Exercise:
Your response should consist of the lines below, printed exactly.

Available data:
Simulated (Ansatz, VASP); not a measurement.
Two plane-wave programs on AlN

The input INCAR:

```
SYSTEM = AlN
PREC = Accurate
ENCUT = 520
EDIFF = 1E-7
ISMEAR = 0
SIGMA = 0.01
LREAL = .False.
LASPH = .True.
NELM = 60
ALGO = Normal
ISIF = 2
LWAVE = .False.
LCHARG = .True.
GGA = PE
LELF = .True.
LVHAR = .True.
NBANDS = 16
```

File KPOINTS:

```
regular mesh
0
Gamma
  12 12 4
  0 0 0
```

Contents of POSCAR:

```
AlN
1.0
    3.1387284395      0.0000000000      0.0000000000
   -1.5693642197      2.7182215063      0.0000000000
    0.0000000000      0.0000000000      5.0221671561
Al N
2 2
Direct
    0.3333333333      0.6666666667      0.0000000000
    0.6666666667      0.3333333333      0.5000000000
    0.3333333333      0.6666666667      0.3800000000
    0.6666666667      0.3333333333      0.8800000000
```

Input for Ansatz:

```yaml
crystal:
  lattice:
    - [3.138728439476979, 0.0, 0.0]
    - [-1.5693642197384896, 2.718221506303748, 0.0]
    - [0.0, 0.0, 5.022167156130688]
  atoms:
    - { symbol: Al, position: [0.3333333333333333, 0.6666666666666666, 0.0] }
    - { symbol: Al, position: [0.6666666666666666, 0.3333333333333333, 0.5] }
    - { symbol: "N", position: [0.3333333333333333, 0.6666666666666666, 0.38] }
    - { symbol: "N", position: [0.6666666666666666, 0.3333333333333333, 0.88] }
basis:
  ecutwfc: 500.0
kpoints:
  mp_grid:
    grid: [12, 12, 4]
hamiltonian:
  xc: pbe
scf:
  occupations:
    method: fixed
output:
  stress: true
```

Reply:
Simulated (Ansatz, VASP); not a measurement.
Two plane-wave programs on AlN

The input INCAR:

```
SYSTEM = AlN
PREC = Accurate
ENCUT = 520
EDIFF = 1E-7
ISMEAR = 0
SIGMA = 0.01
LREAL = .False.
LASPH = .True.
NELM = 60
ALGO = Normal
ISIF = 2
LWAVE = .False.
LCHARG = .True.
GGA = PE
LELF = .True.
LVHAR = .True.
NBANDS = 16
```

File KPOINTS:

```
regular mesh
0
Gamma
  12 12 4
  0 0 0
```

Contents of POSCAR:

```
AlN
1.0
    3.1387284395      0.0000000000      0.0000000000
   -1.5693642197      2.7182215063      0.0000000000
    0.0000000000      0.0000000000      5.0221671561
Al N
2 2
Direct
    0.3333333333      0.6666666667      0.0000000000
    0.6666666667      0.3333333333      0.5000000000
    0.3333333333      0.6666666667      0.3800000000
    0.6666666667      0.3333333333      0.8800000000
```

Input for Ansatz:

```yaml
crystal:
  lattice:
    - [3.138728439476979, 0.0, 0.0]
    - [-1.5693642197384896, 2.718221506303748, 0.0]
    - [0.0, 0.0, 5.022167156130688]
  atoms:
    - { symbol: Al, position: [0.3333333333333333, 0.6666666666666666, 0.0] }
    - { symbol: Al, position: [0.6666666666666666, 0.3333333333333333, 0.5] }
    - { symbol: "N", position: [0.3333333333333333, 0.6666666666666666, 0.38] }
    - { symbol: "N", position: [0.6666666666666666, 0.3333333333333333, 0.88] }
basis:
  ecutwfc: 500.0
kpoints:
  mp_grid:
    grid: [12, 12, 4]
hamiltonian:
  xc: pbe
scf:
  occupations:
    method: fixed
output:
  stress: true
```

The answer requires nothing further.